▶ [Required action]:
Take the data from its first line. Print each line exactly until the line containing "Which structure fits?" has been printed too.

··· Data extracts ···
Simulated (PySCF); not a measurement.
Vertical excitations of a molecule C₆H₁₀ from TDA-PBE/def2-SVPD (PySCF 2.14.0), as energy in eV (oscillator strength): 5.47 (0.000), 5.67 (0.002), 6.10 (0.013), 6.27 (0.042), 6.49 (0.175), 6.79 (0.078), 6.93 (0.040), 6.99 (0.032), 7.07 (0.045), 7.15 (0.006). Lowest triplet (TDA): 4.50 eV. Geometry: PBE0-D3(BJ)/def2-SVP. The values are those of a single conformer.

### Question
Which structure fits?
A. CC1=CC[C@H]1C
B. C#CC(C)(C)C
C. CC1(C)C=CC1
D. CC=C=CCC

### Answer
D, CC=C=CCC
···

▶ [Exercise output]:
Simulated (PySCF); not a measurement.
Vertical excitations of a molecule C₆H₁₀ from TDA-PBE/def2-SVPD (PySCF 2.14.0), as energy in eV (oscillator strength): 5.47 (0.000), 5.67 (0.002), 6.10 (0.013), 6.27 (0.042), 6.49 (0.175), 6.79 (0.078), 6.93 (0.040), 6.99 (0.032), 7.07 (0.045), 7.15 (0.006). Lowest triplet (TDA): 4.50 eV. Geometry: PBE0-D3(BJ)/def2-SVP. The values are those of a single conformer.

### Question
Which structure fits?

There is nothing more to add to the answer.